## Work request
In the records below, find the line containing "Alike in all" and the line containing "A k mesh can"; please repeat exactly the lines from one to the other, both included, and nothing more.

## Exercise data
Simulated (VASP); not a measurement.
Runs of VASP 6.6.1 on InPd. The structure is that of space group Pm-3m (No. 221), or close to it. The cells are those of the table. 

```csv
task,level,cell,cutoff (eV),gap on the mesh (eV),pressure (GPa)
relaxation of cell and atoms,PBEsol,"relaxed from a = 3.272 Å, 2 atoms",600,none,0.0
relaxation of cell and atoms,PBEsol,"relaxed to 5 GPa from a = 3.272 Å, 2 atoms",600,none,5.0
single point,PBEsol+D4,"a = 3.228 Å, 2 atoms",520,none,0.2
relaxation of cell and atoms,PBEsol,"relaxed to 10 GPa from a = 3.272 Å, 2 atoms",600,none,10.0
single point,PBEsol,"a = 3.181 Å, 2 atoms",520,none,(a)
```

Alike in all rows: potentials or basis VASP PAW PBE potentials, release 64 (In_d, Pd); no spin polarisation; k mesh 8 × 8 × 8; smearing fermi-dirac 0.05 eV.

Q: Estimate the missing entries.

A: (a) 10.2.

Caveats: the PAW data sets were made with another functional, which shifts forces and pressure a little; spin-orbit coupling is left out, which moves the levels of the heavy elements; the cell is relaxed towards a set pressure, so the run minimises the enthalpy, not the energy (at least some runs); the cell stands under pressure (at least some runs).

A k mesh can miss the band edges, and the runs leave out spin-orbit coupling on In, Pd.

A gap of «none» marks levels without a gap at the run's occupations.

## Task result
Alike in all rows: potentials or basis VASP PAW PBE potentials, release 64 (In_d, Pd); no spin polarisation; k mesh 8 × 8 × 8; smearing fermi-dirac 0.05 eV.

Q: Estimate the missing entries.

A: (a) 10.2.

Caveats: the PAW data sets were made with another functional, which shifts forces and pressure a little; spin-orbit coupling is left out, which moves the levels of the heavy elements; the cell is relaxed towards a set pressure, so the run minimises the enthalpy, not the energy (at least some runs); the cell stands under pressure (at least some runs).

A k mesh can miss the band edges, and the runs leave out spin-orbit coupling on In, Pd.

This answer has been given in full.